• **Data excerpts**
····················

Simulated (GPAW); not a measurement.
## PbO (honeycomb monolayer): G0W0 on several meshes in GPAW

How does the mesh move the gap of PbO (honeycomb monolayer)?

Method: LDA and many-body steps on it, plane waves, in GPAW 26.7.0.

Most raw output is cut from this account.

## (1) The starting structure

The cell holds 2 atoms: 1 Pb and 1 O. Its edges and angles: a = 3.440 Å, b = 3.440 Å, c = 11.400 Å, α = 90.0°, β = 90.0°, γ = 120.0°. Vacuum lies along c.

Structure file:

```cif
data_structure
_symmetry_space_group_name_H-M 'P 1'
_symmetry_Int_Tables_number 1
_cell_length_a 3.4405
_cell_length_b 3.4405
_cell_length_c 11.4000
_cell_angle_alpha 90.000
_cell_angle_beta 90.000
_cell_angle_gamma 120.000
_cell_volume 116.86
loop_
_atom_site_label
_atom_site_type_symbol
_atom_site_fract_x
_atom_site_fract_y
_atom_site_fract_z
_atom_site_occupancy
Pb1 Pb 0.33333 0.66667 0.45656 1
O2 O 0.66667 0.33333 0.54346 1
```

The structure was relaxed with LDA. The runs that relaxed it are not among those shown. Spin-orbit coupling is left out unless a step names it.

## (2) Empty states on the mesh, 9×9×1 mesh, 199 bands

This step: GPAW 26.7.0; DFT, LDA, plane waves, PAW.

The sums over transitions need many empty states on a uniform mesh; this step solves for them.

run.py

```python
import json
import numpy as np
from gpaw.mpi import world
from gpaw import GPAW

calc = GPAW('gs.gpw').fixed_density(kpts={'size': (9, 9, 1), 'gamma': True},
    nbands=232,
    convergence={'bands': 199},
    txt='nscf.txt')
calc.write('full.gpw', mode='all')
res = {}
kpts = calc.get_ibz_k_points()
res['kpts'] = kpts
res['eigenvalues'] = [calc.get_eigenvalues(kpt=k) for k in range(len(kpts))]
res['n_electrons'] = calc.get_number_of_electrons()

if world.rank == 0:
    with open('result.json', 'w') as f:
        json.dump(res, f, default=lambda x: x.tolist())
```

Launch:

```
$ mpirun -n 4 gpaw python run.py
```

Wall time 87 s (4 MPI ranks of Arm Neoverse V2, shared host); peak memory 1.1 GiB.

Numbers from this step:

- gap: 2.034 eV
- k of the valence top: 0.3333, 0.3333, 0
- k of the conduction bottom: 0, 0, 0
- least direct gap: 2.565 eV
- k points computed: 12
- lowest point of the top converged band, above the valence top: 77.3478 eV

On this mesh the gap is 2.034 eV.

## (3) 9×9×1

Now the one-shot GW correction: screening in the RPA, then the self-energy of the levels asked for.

····················

• **Task item**
Each line from the beginning of the listing up to the line where "Most raw output is cut from this account." appears needs to be given again exactly; please add nothing else.

• **Answer space**
Simulated (GPAW); not a measurement.
## PbO (honeycomb monolayer): G0W0 on several meshes in GPAW

How does the mesh move the gap of PbO (honeycomb monolayer)?

Method: LDA and many-body steps on it, plane waves, in GPAW 26.7.0.

Most raw output is cut from this account.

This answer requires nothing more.